▶ **Assignment**
Take down each entry exactly as written.

++++ Dataset extract

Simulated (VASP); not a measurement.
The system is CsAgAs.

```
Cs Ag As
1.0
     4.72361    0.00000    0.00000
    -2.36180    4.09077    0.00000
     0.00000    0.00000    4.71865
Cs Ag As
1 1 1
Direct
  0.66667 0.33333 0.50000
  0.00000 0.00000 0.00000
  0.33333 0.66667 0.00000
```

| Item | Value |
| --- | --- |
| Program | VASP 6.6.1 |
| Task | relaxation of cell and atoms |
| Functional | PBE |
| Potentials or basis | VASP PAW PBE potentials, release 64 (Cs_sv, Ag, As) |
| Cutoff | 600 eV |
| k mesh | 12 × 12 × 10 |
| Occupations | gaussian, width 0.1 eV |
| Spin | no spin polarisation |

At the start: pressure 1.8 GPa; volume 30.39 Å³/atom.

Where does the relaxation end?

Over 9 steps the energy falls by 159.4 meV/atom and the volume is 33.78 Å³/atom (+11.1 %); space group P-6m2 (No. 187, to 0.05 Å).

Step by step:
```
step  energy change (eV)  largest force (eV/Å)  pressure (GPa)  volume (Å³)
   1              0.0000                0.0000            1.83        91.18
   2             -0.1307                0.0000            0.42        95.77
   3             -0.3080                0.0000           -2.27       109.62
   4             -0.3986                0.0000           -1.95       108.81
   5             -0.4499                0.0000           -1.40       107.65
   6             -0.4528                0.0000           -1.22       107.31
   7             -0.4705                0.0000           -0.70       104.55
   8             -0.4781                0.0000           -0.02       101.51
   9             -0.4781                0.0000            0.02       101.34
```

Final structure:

++++++++

▶ **Exercise solution**
Simulated (VASP); not a measurement.
The system is CsAgAs.

```
Cs Ag As
1.0
     4.72361    0.00000    0.00000
    -2.36180    4.09077    0.00000
     0.00000    0.00000    4.71865
Cs Ag As
1 1 1
Direct
  0.66667 0.33333 0.50000
  0.00000 0.00000 0.00000
  0.33333 0.66667 0.00000
```

| Item | Value |
| --- | --- |
| Program | VASP 6.6.1 |
| Task | relaxation of cell and atoms |
| Functional | PBE |
| Potentials or basis | VASP PAW PBE potentials, release 64 (Cs_sv, Ag, As) |
| Cutoff | 600 eV |
| k mesh | 12 × 12 × 10 |
| Occupations | gaussian, width 0.1 eV |
| Spin | no spin polarisation |

At the start: pressure 1.8 GPa; volume 30.39 Å³/atom.

Where does the relaxation end?

Over 9 steps the energy falls by 159.4 meV/atom and the volume is 33.78 Å³/atom (+11.1 %); space group P-6m2 (No. 187, to 0.05 Å).

Step by step:
```
step  energy change (eV)  largest force (eV/Å)  pressure (GPa)  volume (Å³)
   1              0.0000                0.0000            1.83        91.18
   2             -0.1307                0.0000            0.42        95.77
   3             -0.3080                0.0000           -2.27       109.62
   4             -0.3986                0.0000           -1.95       108.81
   5             -0.4499                0.0000           -1.40       107.65
   6             -0.4528                0.0000           -1.22       107.31
   7             -0.4705                0.0000           -0.70       104.55
   8             -0.4781                0.0000           -0.02       101.51
   9             -0.4781                0.0000            0.02       101.34
```

Final structure:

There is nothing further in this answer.